**Data to examine:**
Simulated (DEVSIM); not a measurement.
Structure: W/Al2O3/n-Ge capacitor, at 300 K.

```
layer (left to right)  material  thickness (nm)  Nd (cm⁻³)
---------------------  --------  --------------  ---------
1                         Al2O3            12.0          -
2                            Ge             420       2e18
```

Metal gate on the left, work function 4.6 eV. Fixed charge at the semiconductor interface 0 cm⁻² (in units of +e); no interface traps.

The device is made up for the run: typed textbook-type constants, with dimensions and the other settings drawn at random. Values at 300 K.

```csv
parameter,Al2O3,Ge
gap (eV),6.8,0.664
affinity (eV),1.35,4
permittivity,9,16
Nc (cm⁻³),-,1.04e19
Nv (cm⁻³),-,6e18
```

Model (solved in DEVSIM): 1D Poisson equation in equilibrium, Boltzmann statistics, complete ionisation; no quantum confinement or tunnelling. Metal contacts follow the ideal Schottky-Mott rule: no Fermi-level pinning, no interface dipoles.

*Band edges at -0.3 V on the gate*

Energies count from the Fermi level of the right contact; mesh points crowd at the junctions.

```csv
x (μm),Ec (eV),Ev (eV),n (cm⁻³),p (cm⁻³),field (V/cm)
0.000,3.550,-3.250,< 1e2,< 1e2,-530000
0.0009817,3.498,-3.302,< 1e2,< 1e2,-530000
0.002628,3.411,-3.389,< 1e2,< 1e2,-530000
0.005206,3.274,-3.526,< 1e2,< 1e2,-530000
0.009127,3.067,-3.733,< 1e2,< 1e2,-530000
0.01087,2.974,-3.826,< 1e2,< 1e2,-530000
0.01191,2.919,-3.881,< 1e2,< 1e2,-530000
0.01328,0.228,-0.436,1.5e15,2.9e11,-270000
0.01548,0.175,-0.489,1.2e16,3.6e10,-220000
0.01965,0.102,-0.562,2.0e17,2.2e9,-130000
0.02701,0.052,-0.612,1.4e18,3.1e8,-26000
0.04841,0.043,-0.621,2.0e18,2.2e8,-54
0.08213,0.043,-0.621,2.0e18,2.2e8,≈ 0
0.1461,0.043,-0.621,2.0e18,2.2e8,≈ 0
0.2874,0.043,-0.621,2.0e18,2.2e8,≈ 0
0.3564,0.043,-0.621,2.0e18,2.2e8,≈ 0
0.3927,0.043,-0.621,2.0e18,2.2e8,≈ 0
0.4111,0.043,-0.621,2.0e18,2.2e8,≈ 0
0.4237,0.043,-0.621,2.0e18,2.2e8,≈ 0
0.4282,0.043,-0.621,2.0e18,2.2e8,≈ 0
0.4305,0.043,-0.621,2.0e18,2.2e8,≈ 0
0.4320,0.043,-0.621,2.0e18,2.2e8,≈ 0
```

**Brief:**
Each line from the start of the listing above through the line containing "Metal gate on" must be reproduced exactly. Leave out the rest.

**Written response:**
Simulated (DEVSIM); not a measurement.
Structure: W/Al2O3/n-Ge capacitor, at 300 K.

```
layer (left to right)  material  thickness (nm)  Nd (cm⁻³)
---------------------  --------  --------------  ---------
1                         Al2O3            12.0          -
2                            Ge             420       2e18
```

Metal gate on the left, work function 4.6 eV. Fixed charge at the semiconductor interface 0 cm⁻² (in units of +e); no interface traps.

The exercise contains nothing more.